§
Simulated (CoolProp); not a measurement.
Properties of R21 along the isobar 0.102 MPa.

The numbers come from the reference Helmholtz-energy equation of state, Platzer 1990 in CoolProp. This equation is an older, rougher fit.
§

• **REQUIRED ACTION**:
Each line of the data must be returned exactly.

• **EXERCISE RESULT**:
Simulated (CoolProp); not a measurement.
Properties of R21 along the isobar 0.102 MPa.

The numbers come from the reference Helmholtz-energy equation of state, Platzer 1990 in CoolProp. This equation is an older, rougher fit.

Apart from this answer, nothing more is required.